**WORK ORDER**
Give back the lines of the records exactly, starting at the first and ending at the one with "A k mesh can".

**GIVEN RECORDS**

============================================================

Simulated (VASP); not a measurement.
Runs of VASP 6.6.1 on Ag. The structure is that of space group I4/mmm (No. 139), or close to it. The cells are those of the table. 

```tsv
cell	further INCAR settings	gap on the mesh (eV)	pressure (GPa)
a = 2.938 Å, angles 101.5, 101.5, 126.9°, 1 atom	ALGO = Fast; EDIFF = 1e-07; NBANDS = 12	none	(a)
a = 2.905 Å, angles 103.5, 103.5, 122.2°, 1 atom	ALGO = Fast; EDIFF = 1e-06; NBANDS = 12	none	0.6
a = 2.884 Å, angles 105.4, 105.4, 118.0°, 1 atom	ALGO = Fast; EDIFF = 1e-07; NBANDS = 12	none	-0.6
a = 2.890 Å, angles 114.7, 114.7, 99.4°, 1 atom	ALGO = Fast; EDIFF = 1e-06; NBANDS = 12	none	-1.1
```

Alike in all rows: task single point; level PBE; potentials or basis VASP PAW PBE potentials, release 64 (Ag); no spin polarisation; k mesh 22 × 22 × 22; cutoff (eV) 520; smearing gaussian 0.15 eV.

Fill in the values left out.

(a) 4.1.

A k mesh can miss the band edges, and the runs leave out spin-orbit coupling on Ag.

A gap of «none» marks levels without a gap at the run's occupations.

============================================================

**TASK RESULT**
Simulated (VASP); not a measurement.
Runs of VASP 6.6.1 on Ag. The structure is that of space group I4/mmm (No. 139), or close to it. The cells are those of the table. 

```tsv
cell	further INCAR settings	gap on the mesh (eV)	pressure (GPa)
a = 2.938 Å, angles 101.5, 101.5, 126.9°, 1 atom	ALGO = Fast; EDIFF = 1e-07; NBANDS = 12	none	(a)
a = 2.905 Å, angles 103.5, 103.5, 122.2°, 1 atom	ALGO = Fast; EDIFF = 1e-06; NBANDS = 12	none	0.6
a = 2.884 Å, angles 105.4, 105.4, 118.0°, 1 atom	ALGO = Fast; EDIFF = 1e-07; NBANDS = 12	none	-0.6
a = 2.890 Å, angles 114.7, 114.7, 99.4°, 1 atom	ALGO = Fast; EDIFF = 1e-06; NBANDS = 12	none	-1.1
```

Alike in all rows: task single point; level PBE; potentials or basis VASP PAW PBE potentials, release 64 (Ag); no spin polarisation; k mesh 22 × 22 × 22; cutoff (eV) 520; smearing gaussian 0.15 eV.

Fill in the values left out.

(a) 4.1.

A k mesh can miss the band edges, and the runs leave out spin-orbit coupling on Ag.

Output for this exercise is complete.